**Task item**
From the first entry to the last, repeat them all exactly.

--

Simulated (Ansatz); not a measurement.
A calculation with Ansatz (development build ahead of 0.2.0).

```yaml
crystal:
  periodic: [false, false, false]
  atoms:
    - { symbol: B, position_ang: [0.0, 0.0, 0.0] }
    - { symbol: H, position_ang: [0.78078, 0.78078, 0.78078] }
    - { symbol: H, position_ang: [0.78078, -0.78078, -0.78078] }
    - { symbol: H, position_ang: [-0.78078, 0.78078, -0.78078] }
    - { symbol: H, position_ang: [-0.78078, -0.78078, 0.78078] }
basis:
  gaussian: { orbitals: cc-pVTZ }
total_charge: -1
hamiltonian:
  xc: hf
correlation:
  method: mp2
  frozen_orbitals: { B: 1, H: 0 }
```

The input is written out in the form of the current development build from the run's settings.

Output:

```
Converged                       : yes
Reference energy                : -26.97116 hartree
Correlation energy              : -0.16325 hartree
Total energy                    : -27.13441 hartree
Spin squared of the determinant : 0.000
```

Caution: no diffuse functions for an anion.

--

**Task response**
Simulated (Ansatz); not a measurement.
A calculation with Ansatz (development build ahead of 0.2.0).

```yaml
crystal:
  periodic: [false, false, false]
  atoms:
    - { symbol: B, position_ang: [0.0, 0.0, 0.0] }
    - { symbol: H, position_ang: [0.78078, 0.78078, 0.78078] }
    - { symbol: H, position_ang: [0.78078, -0.78078, -0.78078] }
    - { symbol: H, position_ang: [-0.78078, 0.78078, -0.78078] }
    - { symbol: H, position_ang: [-0.78078, -0.78078, 0.78078] }
basis:
  gaussian: { orbitals: cc-pVTZ }
total_charge: -1
hamiltonian:
  xc: hf
correlation:
  method: mp2
  frozen_orbitals: { B: 1, H: 0 }
```

The input is written out in the form of the current development build from the run's settings.

Output:

```
Converged                       : yes
Reference energy                : -26.97116 hartree
Correlation energy              : -0.16325 hartree
Total energy                    : -27.13441 hartree
Spin squared of the determinant : 0.000
```

Caution: no diffuse functions for an anion.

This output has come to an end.